Assignment — Set out the listing word for word. End with the line that contains "## How to go about it".

Start of Dataset records

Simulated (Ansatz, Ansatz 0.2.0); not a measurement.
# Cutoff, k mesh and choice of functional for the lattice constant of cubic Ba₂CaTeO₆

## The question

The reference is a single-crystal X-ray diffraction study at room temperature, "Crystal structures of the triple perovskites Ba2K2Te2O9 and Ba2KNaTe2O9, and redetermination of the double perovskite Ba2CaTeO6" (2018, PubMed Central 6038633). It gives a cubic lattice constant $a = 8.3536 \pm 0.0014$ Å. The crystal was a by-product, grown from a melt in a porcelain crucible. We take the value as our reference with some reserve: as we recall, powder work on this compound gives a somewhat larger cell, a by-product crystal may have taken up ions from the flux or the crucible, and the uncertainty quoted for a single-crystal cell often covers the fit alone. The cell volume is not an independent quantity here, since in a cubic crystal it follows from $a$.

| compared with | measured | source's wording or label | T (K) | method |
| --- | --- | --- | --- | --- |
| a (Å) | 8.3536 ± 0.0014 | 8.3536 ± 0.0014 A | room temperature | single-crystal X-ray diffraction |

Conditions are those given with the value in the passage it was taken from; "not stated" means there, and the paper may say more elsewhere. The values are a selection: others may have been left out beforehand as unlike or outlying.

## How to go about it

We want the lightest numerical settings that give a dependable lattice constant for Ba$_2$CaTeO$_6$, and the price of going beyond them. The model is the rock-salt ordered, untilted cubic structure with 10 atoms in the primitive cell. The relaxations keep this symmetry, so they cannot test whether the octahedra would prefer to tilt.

End of Dataset records

Your solution —
Simulated (Ansatz, Ansatz 0.2.0); not a measurement.
# Cutoff, k mesh and choice of functional for the lattice constant of cubic Ba₂CaTeO₆

## The question

The reference is a single-crystal X-ray diffraction study at room temperature, "Crystal structures of the triple perovskites Ba2K2Te2O9 and Ba2KNaTe2O9, and redetermination of the double perovskite Ba2CaTeO6" (2018, PubMed Central 6038633). It gives a cubic lattice constant $a = 8.3536 \pm 0.0014$ Å. The crystal was a by-product, grown from a melt in a porcelain crucible. We take the value as our reference with some reserve: as we recall, powder work on this compound gives a somewhat larger cell, a by-product crystal may have taken up ions from the flux or the crucible, and the uncertainty quoted for a single-crystal cell often covers the fit alone. The cell volume is not an independent quantity here, since in a cubic crystal it follows from $a$.

| compared with | measured | source's wording or label | T (K) | method |
| --- | --- | --- | --- | --- |
| a (Å) | 8.3536 ± 0.0014 | 8.3536 ± 0.0014 A | room temperature | single-crystal X-ray diffraction |

Conditions are those given with the value in the passage it was taken from; "not stated" means there, and the paper may say more elsewhere. The values are a selection: others may have been left out beforehand as unlike or outlying.

## How to go about it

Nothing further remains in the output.